------------------------------
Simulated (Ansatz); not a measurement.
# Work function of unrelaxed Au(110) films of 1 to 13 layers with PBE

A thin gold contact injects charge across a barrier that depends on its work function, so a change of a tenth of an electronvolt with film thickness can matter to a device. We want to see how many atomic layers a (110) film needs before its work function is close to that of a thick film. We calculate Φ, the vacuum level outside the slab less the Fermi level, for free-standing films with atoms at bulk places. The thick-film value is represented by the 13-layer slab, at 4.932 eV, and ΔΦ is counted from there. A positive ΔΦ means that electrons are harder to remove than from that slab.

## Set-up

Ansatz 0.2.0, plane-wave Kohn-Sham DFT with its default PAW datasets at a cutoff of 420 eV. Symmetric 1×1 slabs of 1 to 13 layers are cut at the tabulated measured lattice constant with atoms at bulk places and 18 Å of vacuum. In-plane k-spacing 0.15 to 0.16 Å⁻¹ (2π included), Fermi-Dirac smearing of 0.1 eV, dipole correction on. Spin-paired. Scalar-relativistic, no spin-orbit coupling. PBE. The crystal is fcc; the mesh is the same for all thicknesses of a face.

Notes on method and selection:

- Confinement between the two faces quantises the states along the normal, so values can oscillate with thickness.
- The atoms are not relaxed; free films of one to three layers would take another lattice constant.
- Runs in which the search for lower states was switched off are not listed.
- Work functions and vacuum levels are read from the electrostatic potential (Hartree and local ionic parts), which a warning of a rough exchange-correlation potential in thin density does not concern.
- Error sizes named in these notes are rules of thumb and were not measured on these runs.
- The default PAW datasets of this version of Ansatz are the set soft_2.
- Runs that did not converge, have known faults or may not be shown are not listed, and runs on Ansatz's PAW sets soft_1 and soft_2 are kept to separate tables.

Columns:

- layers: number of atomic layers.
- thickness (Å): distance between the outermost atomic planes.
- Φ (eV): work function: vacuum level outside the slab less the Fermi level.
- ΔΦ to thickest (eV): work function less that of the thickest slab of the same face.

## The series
------------------------------

▶ [WORK ORDER]: From the first line of the data above to the line containing "# Work function", repeat everything exactly and add nothing.

▶ [ANSWER AREA]:
Simulated (Ansatz); not a measurement.
# Work function of unrelaxed Au(110) films of 1 to 13 layers with PBE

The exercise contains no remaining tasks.